------
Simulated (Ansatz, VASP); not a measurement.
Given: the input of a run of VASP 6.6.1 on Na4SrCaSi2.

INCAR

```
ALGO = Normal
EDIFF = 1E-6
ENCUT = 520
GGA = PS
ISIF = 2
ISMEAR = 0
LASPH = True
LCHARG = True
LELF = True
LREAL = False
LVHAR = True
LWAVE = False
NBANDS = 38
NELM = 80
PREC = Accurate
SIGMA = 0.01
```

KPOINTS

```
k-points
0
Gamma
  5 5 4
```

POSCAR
------

[Exercise]:
Repeat every entry exactly, leaving nothing out.

[Task solution]:
Simulated (Ansatz, VASP); not a measurement.
Given: the input of a run of VASP 6.6.1 on Na4SrCaSi2.

INCAR

```
ALGO = Normal
EDIFF = 1E-6
ENCUT = 520
GGA = PS
ISIF = 2
ISMEAR = 0
LASPH = True
LCHARG = True
LELF = True
LREAL = False
LVHAR = True
LWAVE = False
NBANDS = 38
NELM = 80
PREC = Accurate
SIGMA = 0.01
```

KPOINTS

```
k-points
0
Gamma
  5 5 4
```

POSCAR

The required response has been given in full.